********************

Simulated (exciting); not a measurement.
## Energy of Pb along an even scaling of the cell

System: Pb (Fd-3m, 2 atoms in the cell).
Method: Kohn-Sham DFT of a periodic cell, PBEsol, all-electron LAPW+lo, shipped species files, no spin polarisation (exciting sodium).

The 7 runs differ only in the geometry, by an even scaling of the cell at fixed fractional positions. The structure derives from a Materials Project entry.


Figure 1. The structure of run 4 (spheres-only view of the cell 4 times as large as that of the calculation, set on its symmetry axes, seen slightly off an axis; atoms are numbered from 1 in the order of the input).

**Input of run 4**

********************

Activity:
Transcribe the records in full, keeping every character as it is.

Exercise output:
Simulated (exciting); not a measurement.
## Energy of Pb along an even scaling of the cell

System: Pb (Fd-3m, 2 atoms in the cell).
Method: Kohn-Sham DFT of a periodic cell, PBEsol, all-electron LAPW+lo, shipped species files, no spin polarisation (exciting sodium).

The 7 runs differ only in the geometry, by an even scaling of the cell at fixed fractional positions. The structure derives from a Materials Project entry.


Figure 1. The structure of run 4 (spheres-only view of the cell 4 times as large as that of the calculation, set on its symmetry axes, seen slightly off an axis; atoms are numbered from 1 in the order of the input).

**Input of run 4**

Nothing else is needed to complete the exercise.